REQUIRED ACTION: Only the lines from the start of the entries through the line with "width 0.1 eV |" are wanted; please output them exactly.

[Opening DATA EXTRACTS section]
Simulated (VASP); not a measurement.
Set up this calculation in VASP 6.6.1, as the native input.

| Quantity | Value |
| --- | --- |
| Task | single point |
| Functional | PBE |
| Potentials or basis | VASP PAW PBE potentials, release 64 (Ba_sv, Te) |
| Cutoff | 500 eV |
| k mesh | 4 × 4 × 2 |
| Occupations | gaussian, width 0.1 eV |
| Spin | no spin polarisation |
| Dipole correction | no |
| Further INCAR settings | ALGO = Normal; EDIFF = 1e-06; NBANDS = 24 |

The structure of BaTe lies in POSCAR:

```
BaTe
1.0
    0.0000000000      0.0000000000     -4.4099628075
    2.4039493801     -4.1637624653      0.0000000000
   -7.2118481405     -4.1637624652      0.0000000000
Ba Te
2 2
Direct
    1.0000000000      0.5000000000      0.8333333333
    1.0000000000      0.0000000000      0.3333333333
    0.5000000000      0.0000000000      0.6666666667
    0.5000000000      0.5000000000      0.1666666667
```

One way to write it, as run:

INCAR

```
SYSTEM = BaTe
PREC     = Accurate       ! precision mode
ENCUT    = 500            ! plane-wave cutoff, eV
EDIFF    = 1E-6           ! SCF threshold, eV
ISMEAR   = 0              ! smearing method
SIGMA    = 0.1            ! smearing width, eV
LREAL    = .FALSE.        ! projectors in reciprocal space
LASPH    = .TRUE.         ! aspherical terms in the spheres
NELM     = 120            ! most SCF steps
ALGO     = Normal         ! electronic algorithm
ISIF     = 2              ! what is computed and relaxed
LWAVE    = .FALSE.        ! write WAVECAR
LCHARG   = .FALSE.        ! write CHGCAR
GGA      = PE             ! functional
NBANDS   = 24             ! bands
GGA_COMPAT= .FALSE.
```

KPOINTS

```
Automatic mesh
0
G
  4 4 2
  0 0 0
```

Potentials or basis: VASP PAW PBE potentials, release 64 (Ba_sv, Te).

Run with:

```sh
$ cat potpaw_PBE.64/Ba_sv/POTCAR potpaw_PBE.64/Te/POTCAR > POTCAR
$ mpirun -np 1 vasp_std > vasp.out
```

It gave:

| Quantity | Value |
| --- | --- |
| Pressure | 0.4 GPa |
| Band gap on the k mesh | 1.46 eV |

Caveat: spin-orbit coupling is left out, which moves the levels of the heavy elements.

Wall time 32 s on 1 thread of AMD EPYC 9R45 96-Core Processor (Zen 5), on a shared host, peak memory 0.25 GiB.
[Closing DATA EXTRACTS section]

SOLUTION:
Simulated (VASP); not a measurement.
Set up this calculation in VASP 6.6.1, as the native input.

| Quantity | Value |
| --- | --- |
| Task | single point |
| Functional | PBE |
| Potentials or basis | VASP PAW PBE potentials, release 64 (Ba_sv, Te) |
| Cutoff | 500 eV |
| k mesh | 4 × 4 × 2 |
| Occupations | gaussian, width 0.1 eV |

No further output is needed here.